+ + + + + + +

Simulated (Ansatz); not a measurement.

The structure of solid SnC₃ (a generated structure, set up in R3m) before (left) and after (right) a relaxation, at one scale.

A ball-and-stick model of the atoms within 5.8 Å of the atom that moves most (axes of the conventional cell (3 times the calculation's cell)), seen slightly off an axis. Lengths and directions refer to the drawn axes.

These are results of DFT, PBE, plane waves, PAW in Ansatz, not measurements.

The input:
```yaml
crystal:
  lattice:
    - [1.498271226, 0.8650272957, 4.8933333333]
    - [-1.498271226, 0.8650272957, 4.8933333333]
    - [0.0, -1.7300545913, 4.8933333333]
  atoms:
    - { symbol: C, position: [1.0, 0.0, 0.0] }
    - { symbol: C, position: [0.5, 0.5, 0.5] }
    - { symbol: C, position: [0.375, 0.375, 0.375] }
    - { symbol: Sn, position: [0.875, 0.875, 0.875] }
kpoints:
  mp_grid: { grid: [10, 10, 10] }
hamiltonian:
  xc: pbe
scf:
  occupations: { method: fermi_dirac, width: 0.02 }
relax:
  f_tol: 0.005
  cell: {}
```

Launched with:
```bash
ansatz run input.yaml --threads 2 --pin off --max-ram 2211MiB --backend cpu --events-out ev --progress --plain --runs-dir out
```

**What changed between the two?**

+ + + + + + +

> [REQUIRED ACTION]:
What is needed is an exact copy of all the records.

> [WORKED SOLUTION]:
Simulated (Ansatz); not a measurement.

The structure of solid SnC₃ (a generated structure, set up in R3m) before (left) and after (right) a relaxation, at one scale.

A ball-and-stick model of the atoms within 5.8 Å of the atom that moves most (axes of the conventional cell (3 times the calculation's cell)), seen slightly off an axis. Lengths and directions refer to the drawn axes.

These are results of DFT, PBE, plane waves, PAW in Ansatz, not measurements.

The input:
```yaml
crystal:
  lattice:
    - [1.498271226, 0.8650272957, 4.8933333333]
    - [-1.498271226, 0.8650272957, 4.8933333333]
    - [0.0, -1.7300545913, 4.8933333333]
  atoms:
    - { symbol: C, position: [1.0, 0.0, 0.0] }
    - { symbol: C, position: [0.5, 0.5, 0.5] }
    - { symbol: C, position: [0.375, 0.375, 0.375] }
    - { symbol: Sn, position: [0.875, 0.875, 0.875] }
kpoints:
  mp_grid: { grid: [10, 10, 10] }
hamiltonian:
  xc: pbe
scf:
  occupations: { method: fermi_dirac, width: 0.02 }
relax:
  f_tol: 0.005
  cell: {}
```

Launched with:
```bash
ansatz run input.yaml --threads 2 --pin off --max-ram 2211MiB --backend cpu --events-out ev --progress --plain --runs-dir out
```

**What changed between the two?**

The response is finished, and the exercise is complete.